Work item
A word-for-word retyping of the listing is the goal.

Data excerpts
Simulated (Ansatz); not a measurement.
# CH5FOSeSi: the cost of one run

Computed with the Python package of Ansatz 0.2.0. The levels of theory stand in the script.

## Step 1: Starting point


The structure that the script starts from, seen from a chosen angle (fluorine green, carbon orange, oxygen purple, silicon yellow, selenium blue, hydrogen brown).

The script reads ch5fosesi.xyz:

Answer section
Simulated (Ansatz); not a measurement.
# CH5FOSeSi: the cost of one run

Computed with the Python package of Ansatz 0.2.0. The levels of theory stand in the script.

## Step 1: Starting point


The structure that the script starts from, seen from a chosen angle (fluorine green, carbon orange, oxygen purple, silicon yellow, selenium blue, hydrogen brown).

The script reads ch5fosesi.xyz:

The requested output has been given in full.